+ + +

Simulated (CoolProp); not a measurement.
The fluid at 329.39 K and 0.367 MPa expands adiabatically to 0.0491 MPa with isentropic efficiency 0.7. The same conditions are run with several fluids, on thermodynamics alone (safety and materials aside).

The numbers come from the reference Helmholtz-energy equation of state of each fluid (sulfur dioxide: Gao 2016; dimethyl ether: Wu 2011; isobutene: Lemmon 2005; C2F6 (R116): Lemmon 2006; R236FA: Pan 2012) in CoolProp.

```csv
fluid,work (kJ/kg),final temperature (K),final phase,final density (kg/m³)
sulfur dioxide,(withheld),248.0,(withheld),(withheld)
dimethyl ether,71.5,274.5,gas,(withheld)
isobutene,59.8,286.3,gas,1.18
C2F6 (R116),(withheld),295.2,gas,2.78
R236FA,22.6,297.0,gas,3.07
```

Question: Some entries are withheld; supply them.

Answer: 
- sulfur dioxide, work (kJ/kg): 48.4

+ + +

Action item.
The records above are to be restated word for word.

Exercise result.
Simulated (CoolProp); not a measurement.
The fluid at 329.39 K and 0.367 MPa expands adiabatically to 0.0491 MPa with isentropic efficiency 0.7. The same conditions are run with several fluids, on thermodynamics alone (safety and materials aside).

The numbers come from the reference Helmholtz-energy equation of state of each fluid (sulfur dioxide: Gao 2016; dimethyl ether: Wu 2011; isobutene: Lemmon 2005; C2F6 (R116): Lemmon 2006; R236FA: Pan 2012) in CoolProp.

```csv
fluid,work (kJ/kg),final temperature (K),final phase,final density (kg/m³)
sulfur dioxide,(withheld),248.0,(withheld),(withheld)
dimethyl ether,71.5,274.5,gas,(withheld)
isobutene,59.8,286.3,gas,1.18
C2F6 (R116),(withheld),295.2,gas,2.78
R236FA,22.6,297.0,gas,3.07
```

Question: Some entries are withheld; supply them.

Answer: 
- sulfur dioxide, work (kJ/kg): 48.4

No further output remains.